━━━ Material shown
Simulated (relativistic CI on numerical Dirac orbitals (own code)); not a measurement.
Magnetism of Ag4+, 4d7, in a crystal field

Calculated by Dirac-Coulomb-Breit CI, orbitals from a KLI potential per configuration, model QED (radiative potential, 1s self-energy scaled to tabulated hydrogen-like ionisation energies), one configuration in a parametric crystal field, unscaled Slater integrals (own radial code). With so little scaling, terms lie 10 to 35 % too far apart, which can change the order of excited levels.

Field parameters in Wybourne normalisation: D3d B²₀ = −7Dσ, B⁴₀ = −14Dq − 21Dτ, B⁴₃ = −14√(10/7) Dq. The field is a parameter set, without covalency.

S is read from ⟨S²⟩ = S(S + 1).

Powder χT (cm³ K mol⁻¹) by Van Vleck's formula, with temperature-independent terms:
━━━━━━

[Action item] Please retype, with no changes, the lines that run from the first line of the entries to the line with "Magnetism of Ag4+, 4d7, in a crystal field", both ends included.

[Exercise solution]
Simulated (relativistic CI on numerical Dirac orbitals (own code)); not a measurement.
Magnetism of Ag4+, 4d7, in a crystal field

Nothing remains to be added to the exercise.